_REQUIRED ACTION_
The answer should contain every record below, output exactly.

_SUPPLIED ENTRIES_
--- START ---

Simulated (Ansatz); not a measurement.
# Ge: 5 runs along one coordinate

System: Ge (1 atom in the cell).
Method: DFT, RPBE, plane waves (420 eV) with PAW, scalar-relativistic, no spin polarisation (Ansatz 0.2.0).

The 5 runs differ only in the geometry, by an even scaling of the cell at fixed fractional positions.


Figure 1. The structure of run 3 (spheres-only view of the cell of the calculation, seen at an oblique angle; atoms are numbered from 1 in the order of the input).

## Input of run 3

--- END ---

_TASK OUTPUT_
Simulated (Ansatz); not a measurement.
# Ge: 5 runs along one coordinate

System: Ge (1 atom in the cell).
Method: DFT, RPBE, plane waves (420 eV) with PAW, scalar-relativistic, no spin polarisation (Ansatz 0.2.0).

The 5 runs differ only in the geometry, by an even scaling of the cell at fixed fractional positions.


Figure 1. The structure of run 3 (spheres-only view of the cell of the calculation, seen at an oblique angle; atoms are numbered from 1 in the order of the input).

## Input of run 3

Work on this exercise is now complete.